- [Exercise]: Your answer must be an exact copy of the listing below.

++++++++++++++++++++
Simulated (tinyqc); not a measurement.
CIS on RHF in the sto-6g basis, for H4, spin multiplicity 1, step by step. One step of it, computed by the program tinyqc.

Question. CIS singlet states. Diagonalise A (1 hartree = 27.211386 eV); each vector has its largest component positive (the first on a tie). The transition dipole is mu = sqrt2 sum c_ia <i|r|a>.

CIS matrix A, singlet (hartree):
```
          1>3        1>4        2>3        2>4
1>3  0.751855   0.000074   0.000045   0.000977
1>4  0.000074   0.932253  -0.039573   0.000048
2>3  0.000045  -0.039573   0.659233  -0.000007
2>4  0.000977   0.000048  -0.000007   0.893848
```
++++++++++++++++++++

- [Response area]:
Simulated (tinyqc); not a measurement.
CIS on RHF in the sto-6g basis, for H4, spin multiplicity 1, step by step. One step of it, computed by the program tinyqc.

Question. CIS singlet states. Diagonalise A (1 hartree = 27.211386 eV); each vector has its largest component positive (the first on a tie). The transition dipole is mu = sqrt2 sum c_ia <i|r|a>.

CIS matrix A, singlet (hartree):
```
          1>3        1>4        2>3        2>4
1>3  0.751855   0.000074   0.000045   0.000977
1>4  0.000074   0.932253  -0.039573   0.000048
2>3  0.000045  -0.039573   0.659233  -0.000007
2>4  0.000977   0.000048  -0.000007   0.893848
```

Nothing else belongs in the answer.